#### [Work order]
Copy exactly, please, the lines of the data from its start through the line containing "Solution. 1. ΔE".

━━━ Given entries ━━━

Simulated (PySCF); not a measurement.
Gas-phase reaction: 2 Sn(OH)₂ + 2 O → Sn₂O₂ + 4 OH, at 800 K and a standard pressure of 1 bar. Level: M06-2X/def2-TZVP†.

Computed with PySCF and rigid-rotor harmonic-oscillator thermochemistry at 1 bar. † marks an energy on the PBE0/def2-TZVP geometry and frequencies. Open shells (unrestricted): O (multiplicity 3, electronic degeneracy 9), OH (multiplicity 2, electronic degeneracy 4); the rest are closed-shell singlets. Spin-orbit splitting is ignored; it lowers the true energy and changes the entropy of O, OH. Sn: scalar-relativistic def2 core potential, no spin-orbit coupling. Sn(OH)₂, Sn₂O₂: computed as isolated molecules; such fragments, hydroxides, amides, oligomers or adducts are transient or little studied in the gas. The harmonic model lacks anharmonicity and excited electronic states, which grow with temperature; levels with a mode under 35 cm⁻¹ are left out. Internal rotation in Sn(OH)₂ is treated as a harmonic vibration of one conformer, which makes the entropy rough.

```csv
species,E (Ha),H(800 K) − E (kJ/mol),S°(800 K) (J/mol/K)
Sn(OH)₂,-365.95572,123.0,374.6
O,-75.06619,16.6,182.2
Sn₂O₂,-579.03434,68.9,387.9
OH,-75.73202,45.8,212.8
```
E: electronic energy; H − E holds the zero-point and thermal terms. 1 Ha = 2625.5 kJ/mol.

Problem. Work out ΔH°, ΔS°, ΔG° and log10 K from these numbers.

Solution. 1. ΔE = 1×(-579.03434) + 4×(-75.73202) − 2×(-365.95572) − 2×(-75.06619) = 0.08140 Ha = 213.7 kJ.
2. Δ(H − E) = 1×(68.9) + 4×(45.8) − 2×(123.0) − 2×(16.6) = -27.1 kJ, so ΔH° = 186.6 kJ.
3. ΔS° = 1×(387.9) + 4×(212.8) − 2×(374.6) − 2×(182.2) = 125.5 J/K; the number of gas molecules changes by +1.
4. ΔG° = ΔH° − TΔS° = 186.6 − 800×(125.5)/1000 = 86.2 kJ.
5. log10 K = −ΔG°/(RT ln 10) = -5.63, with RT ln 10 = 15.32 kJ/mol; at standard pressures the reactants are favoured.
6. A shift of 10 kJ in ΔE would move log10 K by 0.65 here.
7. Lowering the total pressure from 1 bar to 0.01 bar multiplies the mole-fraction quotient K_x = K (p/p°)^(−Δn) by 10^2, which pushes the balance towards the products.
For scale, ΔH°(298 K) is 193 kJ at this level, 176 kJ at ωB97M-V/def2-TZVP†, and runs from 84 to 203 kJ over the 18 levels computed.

━━━

#### [Exercise answer]
Simulated (PySCF); not a measurement.
Gas-phase reaction: 2 Sn(OH)₂ + 2 O → Sn₂O₂ + 4 OH, at 800 K and a standard pressure of 1 bar. Level: M06-2X/def2-TZVP†.

Computed with PySCF and rigid-rotor harmonic-oscillator thermochemistry at 1 bar. † marks an energy on the PBE0/def2-TZVP geometry and frequencies. Open shells (unrestricted): O (multiplicity 3, electronic degeneracy 9), OH (multiplicity 2, electronic degeneracy 4); the rest are closed-shell singlets. Spin-orbit splitting is ignored; it lowers the true energy and changes the entropy of O, OH. Sn: scalar-relativistic def2 core potential, no spin-orbit coupling. Sn(OH)₂, Sn₂O₂: computed as isolated molecules; such fragments, hydroxides, amides, oligomers or adducts are transient or little studied in the gas. The harmonic model lacks anharmonicity and excited electronic states, which grow with temperature; levels with a mode under 35 cm⁻¹ are left out. Internal rotation in Sn(OH)₂ is treated as a harmonic vibration of one conformer, which makes the entropy rough.

```csv
species,E (Ha),H(800 K) − E (kJ/mol),S°(800 K) (J/mol/K)
Sn(OH)₂,-365.95572,123.0,374.6
O,-75.06619,16.6,182.2
Sn₂O₂,-579.03434,68.9,387.9
OH,-75.73202,45.8,212.8
```
E: electronic energy; H − E holds the zero-point and thermal terms. 1 Ha = 2625.5 kJ/mol.

Problem. Work out ΔH°, ΔS°, ΔG° and log10 K from these numbers.

Solution. 1. ΔE = 1×(-579.03434) + 4×(-75.73202) − 2×(-365.95572) − 2×(-75.06619) = 0.08140 Ha = 213.7 kJ.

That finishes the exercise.